WORK ITEM
From the first line to the last, print the listing exactly.

ENTRIES SUPPLIED
Content starts

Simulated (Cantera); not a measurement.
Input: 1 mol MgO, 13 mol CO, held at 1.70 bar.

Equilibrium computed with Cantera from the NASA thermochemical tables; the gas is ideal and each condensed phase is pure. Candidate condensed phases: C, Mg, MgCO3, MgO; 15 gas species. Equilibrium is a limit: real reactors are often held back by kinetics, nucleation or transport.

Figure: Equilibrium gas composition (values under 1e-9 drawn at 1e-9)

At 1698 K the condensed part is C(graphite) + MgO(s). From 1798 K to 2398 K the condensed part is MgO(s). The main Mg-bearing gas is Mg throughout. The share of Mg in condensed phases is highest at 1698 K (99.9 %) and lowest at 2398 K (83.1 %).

Content ends

EXERCISE RESPONSE
Simulated (Cantera); not a measurement.
Input: 1 mol MgO, 13 mol CO, held at 1.70 bar.

Equilibrium computed with Cantera from the NASA thermochemical tables; the gas is ideal and each condensed phase is pure. Candidate condensed phases: C, Mg, MgCO3, MgO; 15 gas species. Equilibrium is a limit: real reactors are often held back by kinetics, nucleation or transport.

Figure: Equilibrium gas composition (values under 1e-9 drawn at 1e-9)

At 1698 K the condensed part is C(graphite) + MgO(s). From 1798 K to 2398 K the condensed part is MgO(s). The main Mg-bearing gas is Mg throughout. The share of Mg in condensed phases is highest at 1698 K (99.9 %) and lowest at 2398 K (83.1 %).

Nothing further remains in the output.